= Beginning of Section =

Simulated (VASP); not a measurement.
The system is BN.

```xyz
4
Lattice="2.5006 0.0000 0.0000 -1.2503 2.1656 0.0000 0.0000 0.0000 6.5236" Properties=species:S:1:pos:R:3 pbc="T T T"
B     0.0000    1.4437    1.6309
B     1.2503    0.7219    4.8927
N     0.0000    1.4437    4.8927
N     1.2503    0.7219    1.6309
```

= End of Section =

Repeat the listing. Keep each line precisely as shown.

Simulated (VASP); not a measurement.
The system is BN.

```xyz
4
Lattice="2.5006 0.0000 0.0000 -1.2503 2.1656 0.0000 0.0000 0.0000 6.5236" Properties=species:S:1:pos:R:3 pbc="T T T"
B     0.0000    1.4437    1.6309
B     1.2503    0.7219    4.8927
N     0.0000    1.4437    4.8927
N     1.2503    0.7219    1.6309
```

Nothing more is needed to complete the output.